* [Supplied information]
-*-*-

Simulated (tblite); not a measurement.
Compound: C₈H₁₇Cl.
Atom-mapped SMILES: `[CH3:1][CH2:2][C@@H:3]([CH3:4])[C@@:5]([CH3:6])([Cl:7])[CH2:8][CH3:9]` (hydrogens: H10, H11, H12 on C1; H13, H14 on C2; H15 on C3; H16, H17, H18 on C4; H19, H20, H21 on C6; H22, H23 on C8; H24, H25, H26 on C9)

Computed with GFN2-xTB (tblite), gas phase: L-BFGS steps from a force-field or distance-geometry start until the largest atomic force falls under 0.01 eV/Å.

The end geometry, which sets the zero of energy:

-*-*-

Output the whole of the material above, exactly.

Simulated (tblite); not a measurement.
Compound: C₈H₁₇Cl.
Atom-mapped SMILES: `[CH3:1][CH2:2][C@@H:3]([CH3:4])[C@@:5]([CH3:6])([Cl:7])[CH2:8][CH3:9]` (hydrogens: H10, H11, H12 on C1; H13, H14 on C2; H15 on C3; H16, H17, H18 on C4; H19, H20, H21 on C6; H22, H23 on C8; H24, H25, H26 on C9)

Computed with GFN2-xTB (tblite), gas phase: L-BFGS steps from a force-field or distance-geometry start until the largest atomic force falls under 0.01 eV/Å.

The end geometry, which sets the zero of energy:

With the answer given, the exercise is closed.